Provided records:
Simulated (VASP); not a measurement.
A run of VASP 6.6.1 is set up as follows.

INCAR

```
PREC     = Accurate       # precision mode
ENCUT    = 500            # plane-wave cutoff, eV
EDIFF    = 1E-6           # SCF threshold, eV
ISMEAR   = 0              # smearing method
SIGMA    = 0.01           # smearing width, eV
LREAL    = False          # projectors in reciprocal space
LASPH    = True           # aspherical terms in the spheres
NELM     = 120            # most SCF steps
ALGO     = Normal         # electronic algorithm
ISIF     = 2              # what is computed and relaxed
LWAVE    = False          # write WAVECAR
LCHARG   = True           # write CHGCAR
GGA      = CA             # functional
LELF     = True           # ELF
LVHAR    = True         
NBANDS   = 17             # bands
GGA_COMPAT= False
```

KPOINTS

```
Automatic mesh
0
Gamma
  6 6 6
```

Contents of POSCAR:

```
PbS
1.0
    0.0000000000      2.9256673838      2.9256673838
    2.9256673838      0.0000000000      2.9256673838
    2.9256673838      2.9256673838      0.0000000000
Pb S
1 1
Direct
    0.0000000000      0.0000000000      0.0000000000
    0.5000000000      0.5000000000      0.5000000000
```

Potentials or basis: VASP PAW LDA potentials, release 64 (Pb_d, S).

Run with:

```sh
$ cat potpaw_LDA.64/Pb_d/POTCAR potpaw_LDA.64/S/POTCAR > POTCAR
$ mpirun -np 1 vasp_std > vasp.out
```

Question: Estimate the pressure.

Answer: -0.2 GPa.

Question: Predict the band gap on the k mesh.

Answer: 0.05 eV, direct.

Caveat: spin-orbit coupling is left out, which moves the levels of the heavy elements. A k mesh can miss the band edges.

Action item: In the material above, find the line containing "Question: Predict the band gap on the k mesh." and the line containing "Answer: 0.05 eV, direct.", then write out exactly those two lines and every line between them, and nothing more.

Answer area:
Question: Predict the band gap on the k mesh.

Answer: 0.05 eV, direct.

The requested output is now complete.